- Material provided
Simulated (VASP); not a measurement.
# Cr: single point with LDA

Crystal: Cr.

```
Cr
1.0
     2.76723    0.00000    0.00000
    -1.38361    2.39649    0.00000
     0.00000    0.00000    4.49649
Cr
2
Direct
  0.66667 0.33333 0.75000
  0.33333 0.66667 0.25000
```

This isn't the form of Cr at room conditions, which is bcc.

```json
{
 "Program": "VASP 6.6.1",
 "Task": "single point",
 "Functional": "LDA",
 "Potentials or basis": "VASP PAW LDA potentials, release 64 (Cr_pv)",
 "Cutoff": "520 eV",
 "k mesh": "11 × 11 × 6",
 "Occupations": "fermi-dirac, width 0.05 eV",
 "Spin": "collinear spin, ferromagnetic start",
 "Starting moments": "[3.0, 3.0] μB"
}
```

- Activity
Copy out all the entries exactly once more.

- Problem solution
Simulated (VASP); not a measurement.
# Cr: single point with LDA

Crystal: Cr.

```
Cr
1.0
     2.76723    0.00000    0.00000
    -1.38361    2.39649    0.00000
     0.00000    0.00000    4.49649
Cr
2
Direct
  0.66667 0.33333 0.75000
  0.33333 0.66667 0.25000
```

This isn't the form of Cr at room conditions, which is bcc.

```json
{
 "Program": "VASP 6.6.1",
 "Task": "single point",
 "Functional": "LDA",
 "Potentials or basis": "VASP PAW LDA potentials, release 64 (Cr_pv)",
 "Cutoff": "520 eV",
 "k mesh": "11 × 11 × 6",
 "Occupations": "fermi-dirac, width 0.05 eV",
 "Spin": "collinear spin, ferromagnetic start",
 "Starting moments": "[3.0, 3.0] μB"
}
```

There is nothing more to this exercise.